DATA FOR REVIEW:
┌────────
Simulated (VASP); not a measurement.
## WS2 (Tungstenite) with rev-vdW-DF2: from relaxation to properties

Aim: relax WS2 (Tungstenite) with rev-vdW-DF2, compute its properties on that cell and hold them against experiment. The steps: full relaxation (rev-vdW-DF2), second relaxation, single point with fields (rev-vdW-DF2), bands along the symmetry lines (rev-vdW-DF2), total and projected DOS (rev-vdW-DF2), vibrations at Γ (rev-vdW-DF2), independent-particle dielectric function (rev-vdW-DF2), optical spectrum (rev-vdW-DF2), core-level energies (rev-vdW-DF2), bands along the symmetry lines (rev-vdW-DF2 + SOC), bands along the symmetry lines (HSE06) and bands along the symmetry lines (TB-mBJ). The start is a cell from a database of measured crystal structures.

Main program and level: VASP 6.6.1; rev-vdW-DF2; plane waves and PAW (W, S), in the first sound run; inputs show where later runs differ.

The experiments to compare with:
└────────

ASSIGNED TASK: Set down every record once more, exactly as written.

YOUR SOLUTION:
Simulated (VASP); not a measurement.
## WS2 (Tungstenite) with rev-vdW-DF2: from relaxation to properties

Aim: relax WS2 (Tungstenite) with rev-vdW-DF2, compute its properties on that cell and hold them against experiment. The steps: full relaxation (rev-vdW-DF2), second relaxation, single point with fields (rev-vdW-DF2), bands along the symmetry lines (rev-vdW-DF2), total and projected DOS (rev-vdW-DF2), vibrations at Γ (rev-vdW-DF2), independent-particle dielectric function (rev-vdW-DF2), optical spectrum (rev-vdW-DF2), core-level energies (rev-vdW-DF2), bands along the symmetry lines (rev-vdW-DF2 + SOC), bands along the symmetry lines (HSE06) and bands along the symmetry lines (TB-mBJ). The start is a cell from a database of measured crystal structures.

Main program and level: VASP 6.6.1; rev-vdW-DF2; plane waves and PAW (W, S), in the first sound run; inputs show where later runs differ.

The experiments to compare with:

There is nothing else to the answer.